RECORDS PROVIDED>
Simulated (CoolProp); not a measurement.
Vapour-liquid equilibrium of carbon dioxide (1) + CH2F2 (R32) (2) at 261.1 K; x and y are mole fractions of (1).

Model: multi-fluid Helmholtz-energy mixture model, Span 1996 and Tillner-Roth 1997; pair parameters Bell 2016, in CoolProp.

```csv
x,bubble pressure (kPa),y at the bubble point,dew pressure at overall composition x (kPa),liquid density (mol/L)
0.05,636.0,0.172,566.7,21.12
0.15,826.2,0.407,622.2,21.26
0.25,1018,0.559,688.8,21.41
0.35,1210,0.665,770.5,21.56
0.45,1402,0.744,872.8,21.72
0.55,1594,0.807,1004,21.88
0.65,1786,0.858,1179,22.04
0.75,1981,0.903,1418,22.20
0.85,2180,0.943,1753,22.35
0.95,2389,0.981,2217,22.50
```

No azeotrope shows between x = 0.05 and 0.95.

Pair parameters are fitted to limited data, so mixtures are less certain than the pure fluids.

ASSIGNMENT> Please reply with an exact copy of the lines above, starting at the first and ending at the line that holds "No azeotrope shows between x = 0.05 and 0.95.".

ANSWER SECTION>
Simulated (CoolProp); not a measurement.
Vapour-liquid equilibrium of carbon dioxide (1) + CH2F2 (R32) (2) at 261.1 K; x and y are mole fractions of (1).

Model: multi-fluid Helmholtz-energy mixture model, Span 1996 and Tillner-Roth 1997; pair parameters Bell 2016, in CoolProp.

```csv
x,bubble pressure (kPa),y at the bubble point,dew pressure at overall composition x (kPa),liquid density (mol/L)
0.05,636.0,0.172,566.7,21.12
0.15,826.2,0.407,622.2,21.26
0.25,1018,0.559,688.8,21.41
0.35,1210,0.665,770.5,21.56
0.45,1402,0.744,872.8,21.72
0.55,1594,0.807,1004,21.88
0.65,1786,0.858,1179,22.04
0.75,1981,0.903,1418,22.20
0.85,2180,0.943,1753,22.35
0.95,2389,0.981,2217,22.50
```

No azeotrope shows between x = 0.05 and 0.95.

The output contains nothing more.